> _GIVEN ENTRIES_
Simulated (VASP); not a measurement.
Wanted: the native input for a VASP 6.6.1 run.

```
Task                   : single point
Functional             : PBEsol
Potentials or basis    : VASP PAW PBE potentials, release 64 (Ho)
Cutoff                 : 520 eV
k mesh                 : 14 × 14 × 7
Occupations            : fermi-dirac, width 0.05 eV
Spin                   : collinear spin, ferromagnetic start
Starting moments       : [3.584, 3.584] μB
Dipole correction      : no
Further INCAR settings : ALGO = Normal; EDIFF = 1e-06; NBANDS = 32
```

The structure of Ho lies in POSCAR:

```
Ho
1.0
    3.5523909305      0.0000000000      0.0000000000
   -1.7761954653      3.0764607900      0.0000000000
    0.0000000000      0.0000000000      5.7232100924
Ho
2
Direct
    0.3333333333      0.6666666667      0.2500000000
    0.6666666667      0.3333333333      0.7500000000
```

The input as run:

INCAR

> _REQUIRED ACTION_
Retype every line up to and including the one that contains "The input as", beginning at the first line of the records, with no edits.

> _ANSWER BOX_
Simulated (VASP); not a measurement.
Wanted: the native input for a VASP 6.6.1 run.

```
Task                   : single point
Functional             : PBEsol
Potentials or basis    : VASP PAW PBE potentials, release 64 (Ho)
Cutoff                 : 520 eV
k mesh                 : 14 × 14 × 7
Occupations            : fermi-dirac, width 0.05 eV
Spin                   : collinear spin, ferromagnetic start
Starting moments       : [3.584, 3.584] μB
Dipole correction      : no
Further INCAR settings : ALGO = Normal; EDIFF = 1e-06; NBANDS = 32
```

The structure of Ho lies in POSCAR:

```
Ho
1.0
    3.5523909305      0.0000000000      0.0000000000
   -1.7761954653      3.0764607900      0.0000000000
    0.0000000000      0.0000000000      5.7232100924
Ho
2
Direct
    0.3333333333      0.6666666667      0.2500000000
    0.6666666667      0.3333333333      0.7500000000
```

The input as run:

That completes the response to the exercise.